§ **Activity**
Only the lines from the first line of the records through the line containing "The start is" belong in the answer. Copy them exactly.

§ **Stored data**
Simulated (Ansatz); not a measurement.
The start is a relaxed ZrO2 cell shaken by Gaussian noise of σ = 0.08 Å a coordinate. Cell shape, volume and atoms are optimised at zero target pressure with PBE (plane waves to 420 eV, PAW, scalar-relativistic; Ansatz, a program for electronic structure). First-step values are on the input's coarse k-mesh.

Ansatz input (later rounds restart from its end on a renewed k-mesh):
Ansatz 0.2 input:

§ **Response**
Simulated (Ansatz); not a measurement.
The start is a relaxed ZrO2 cell shaken by Gaussian noise of σ = 0.08 Å a coordinate. Cell shape, volume and atoms are optimised at zero target pressure with PBE (plane waves to 420 eV, PAW, scalar-relativistic; Ansatz, a program for electronic structure). First-step values are on the input's coarse k-mesh.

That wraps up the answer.